● **Exercise**
Of the lines in the data below, write out exactly those from the one holding "Alike in both" through the one holding "Ansatz 0.2.0 |", both included.

● **Data to examine**
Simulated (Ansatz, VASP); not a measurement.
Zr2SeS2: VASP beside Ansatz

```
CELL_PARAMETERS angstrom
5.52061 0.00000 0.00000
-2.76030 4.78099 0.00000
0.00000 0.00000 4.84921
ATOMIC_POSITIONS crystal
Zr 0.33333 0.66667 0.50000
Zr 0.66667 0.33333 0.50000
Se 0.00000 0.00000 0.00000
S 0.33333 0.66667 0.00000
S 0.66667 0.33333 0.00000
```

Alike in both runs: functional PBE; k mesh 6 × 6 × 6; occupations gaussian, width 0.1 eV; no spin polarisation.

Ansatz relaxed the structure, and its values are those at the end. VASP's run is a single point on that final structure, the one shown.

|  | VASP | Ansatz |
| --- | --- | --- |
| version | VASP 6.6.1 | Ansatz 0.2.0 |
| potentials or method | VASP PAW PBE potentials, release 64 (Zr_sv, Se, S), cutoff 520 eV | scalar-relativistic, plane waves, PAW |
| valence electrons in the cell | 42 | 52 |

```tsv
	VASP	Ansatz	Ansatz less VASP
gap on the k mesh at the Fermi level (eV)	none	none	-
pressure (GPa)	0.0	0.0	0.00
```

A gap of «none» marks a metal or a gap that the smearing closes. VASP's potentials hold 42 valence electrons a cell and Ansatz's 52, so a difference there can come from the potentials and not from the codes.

● **Answer area**
Alike in both runs: functional PBE; k mesh 6 × 6 × 6; occupations gaussian, width 0.1 eV; no spin polarisation.

Ansatz relaxed the structure, and its values are those at the end. VASP's run is a single point on that final structure, the one shown.

|  | VASP | Ansatz |
| --- | --- | --- |
| version | VASP 6.6.1 | Ansatz 0.2.0 |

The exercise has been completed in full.